(Exercise): Reproduce this listing from its first line through the line with "These files were", inclusive, leaving out all that follows.

(Provided material):
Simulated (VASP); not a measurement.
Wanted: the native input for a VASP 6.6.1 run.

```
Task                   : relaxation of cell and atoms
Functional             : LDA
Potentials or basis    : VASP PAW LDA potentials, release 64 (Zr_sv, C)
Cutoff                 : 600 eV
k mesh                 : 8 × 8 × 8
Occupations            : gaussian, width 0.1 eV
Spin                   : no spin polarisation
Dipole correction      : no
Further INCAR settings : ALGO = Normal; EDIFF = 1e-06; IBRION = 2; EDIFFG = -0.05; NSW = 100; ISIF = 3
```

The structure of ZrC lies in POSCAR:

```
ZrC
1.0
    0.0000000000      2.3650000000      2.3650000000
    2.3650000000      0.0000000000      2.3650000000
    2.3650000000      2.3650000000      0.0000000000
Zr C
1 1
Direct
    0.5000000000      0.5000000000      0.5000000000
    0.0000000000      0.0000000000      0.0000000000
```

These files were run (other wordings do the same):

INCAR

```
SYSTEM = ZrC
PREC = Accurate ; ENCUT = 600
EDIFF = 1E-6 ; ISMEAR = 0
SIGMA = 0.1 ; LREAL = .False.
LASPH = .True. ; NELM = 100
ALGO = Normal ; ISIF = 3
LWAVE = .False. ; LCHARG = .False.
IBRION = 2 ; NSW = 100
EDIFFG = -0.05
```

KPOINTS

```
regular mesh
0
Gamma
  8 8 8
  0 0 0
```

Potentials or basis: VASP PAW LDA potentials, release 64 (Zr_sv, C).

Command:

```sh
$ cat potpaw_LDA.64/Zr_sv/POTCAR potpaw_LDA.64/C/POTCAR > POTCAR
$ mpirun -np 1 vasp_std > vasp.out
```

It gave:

(Answer box):
Simulated (VASP); not a measurement.
Wanted: the native input for a VASP 6.6.1 run.

```
Task                   : relaxation of cell and atoms
Functional             : LDA
Potentials or basis    : VASP PAW LDA potentials, release 64 (Zr_sv, C)
Cutoff                 : 600 eV
k mesh                 : 8 × 8 × 8
Occupations            : gaussian, width 0.1 eV
Spin                   : no spin polarisation
Dipole correction      : no
Further INCAR settings : ALGO = Normal; EDIFF = 1e-06; IBRION = 2; EDIFFG = -0.05; NSW = 100; ISIF = 3
```

The structure of ZrC lies in POSCAR:

```
ZrC
1.0
    0.0000000000      2.3650000000      2.3650000000
    2.3650000000      0.0000000000      2.3650000000
    2.3650000000      2.3650000000      0.0000000000
Zr C
1 1
Direct
    0.5000000000      0.5000000000      0.5000000000
    0.0000000000      0.0000000000      0.0000000000
```

These files were run (other wordings do the same):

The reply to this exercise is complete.